[Start of section]

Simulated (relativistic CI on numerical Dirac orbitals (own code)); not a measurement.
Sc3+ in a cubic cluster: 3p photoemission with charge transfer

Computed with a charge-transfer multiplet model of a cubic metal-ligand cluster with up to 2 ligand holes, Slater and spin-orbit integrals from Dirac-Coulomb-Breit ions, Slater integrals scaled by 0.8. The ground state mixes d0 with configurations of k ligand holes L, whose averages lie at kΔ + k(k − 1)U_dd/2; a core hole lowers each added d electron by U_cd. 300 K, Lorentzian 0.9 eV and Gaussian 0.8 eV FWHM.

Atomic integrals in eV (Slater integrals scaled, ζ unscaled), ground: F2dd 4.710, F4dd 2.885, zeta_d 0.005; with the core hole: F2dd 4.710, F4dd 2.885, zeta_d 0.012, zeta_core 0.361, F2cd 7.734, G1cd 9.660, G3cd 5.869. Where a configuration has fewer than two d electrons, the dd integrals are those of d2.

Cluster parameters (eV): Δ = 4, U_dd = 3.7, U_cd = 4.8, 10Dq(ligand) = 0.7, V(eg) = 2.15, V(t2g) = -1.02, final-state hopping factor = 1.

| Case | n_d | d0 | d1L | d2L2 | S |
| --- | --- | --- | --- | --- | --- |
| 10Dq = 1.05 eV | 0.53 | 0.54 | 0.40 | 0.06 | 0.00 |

[End of section]

**ACTION ITEM:**
Restate the data verbatim through the "Computed with a" line.

**WRITTEN REPLY:**
Simulated (relativistic CI on numerical Dirac orbitals (own code)); not a measurement.
Sc3+ in a cubic cluster: 3p photoemission with charge transfer

Computed with a charge-transfer multiplet model of a cubic metal-ligand cluster with up to 2 ligand holes, Slater and spin-orbit integrals from Dirac-Coulomb-Breit ions, Slater integrals scaled by 0.8. The ground state mixes d0 with configurations of k ligand holes L, whose averages lie at kΔ + k(k − 1)U_dd/2; a core hole lowers each added d electron by U_cd. 300 K, Lorentzian 0.9 eV and Gaussian 0.8 eV FWHM.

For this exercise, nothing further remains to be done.